Record excerpts:
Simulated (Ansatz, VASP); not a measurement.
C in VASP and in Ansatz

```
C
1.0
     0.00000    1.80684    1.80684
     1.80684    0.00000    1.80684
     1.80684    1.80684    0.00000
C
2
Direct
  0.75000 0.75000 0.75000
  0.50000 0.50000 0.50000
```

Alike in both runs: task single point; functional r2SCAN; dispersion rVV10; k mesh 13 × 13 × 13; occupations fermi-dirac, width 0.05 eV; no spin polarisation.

Action item: Would you repeat all of the entries exactly?

Exercise response:
Simulated (Ansatz, VASP); not a measurement.
C in VASP and in Ansatz

```
C
1.0
     0.00000    1.80684    1.80684
     1.80684    0.00000    1.80684
     1.80684    1.80684    0.00000
C
2
Direct
  0.75000 0.75000 0.75000
  0.50000 0.50000 0.50000
```

Alike in both runs: task single point; functional r2SCAN; dispersion rVV10; k mesh 13 × 13 × 13; occupations fermi-dirac, width 0.05 eV; no spin polarisation.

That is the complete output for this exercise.